* [ACTIVITY]
Restate word for word the entries below, starting with the line with "After a change" and continuing through the line with "PBE binds less". Include both of those lines and no others.

--------------------
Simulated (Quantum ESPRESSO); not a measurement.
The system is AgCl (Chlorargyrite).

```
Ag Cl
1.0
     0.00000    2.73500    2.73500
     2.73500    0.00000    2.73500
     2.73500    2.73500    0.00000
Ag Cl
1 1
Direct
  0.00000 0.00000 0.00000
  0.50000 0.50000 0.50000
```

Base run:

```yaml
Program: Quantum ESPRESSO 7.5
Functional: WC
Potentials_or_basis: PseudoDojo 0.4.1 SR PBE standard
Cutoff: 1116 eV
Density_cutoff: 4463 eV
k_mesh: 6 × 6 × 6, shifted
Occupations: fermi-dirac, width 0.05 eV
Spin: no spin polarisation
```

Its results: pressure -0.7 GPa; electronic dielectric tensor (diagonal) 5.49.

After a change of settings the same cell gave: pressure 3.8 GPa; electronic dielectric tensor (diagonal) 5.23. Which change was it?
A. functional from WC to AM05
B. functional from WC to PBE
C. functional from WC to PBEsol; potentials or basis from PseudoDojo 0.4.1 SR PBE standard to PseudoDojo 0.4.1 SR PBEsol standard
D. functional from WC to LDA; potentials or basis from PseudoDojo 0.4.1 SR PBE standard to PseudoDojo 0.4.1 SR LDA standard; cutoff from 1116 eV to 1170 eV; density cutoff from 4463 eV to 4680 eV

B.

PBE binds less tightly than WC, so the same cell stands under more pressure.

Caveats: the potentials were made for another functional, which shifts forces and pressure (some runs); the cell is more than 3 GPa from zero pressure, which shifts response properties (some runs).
--------------------

* [TASK RESPONSE]
After a change of settings the same cell gave: pressure 3.8 GPa; electronic dielectric tensor (diagonal) 5.23. Which change was it?
A. functional from WC to AM05
B. functional from WC to PBE
C. functional from WC to PBEsol; potentials or basis from PseudoDojo 0.4.1 SR PBE standard to PseudoDojo 0.4.1 SR PBEsol standard
D. functional from WC to LDA; potentials or basis from PseudoDojo 0.4.1 SR PBE standard to PseudoDojo 0.4.1 SR LDA standard; cutoff from 1116 eV to 1170 eV; density cutoff from 4463 eV to 4680 eV

B.

PBE binds less tightly than WC, so the same cell stands under more pressure.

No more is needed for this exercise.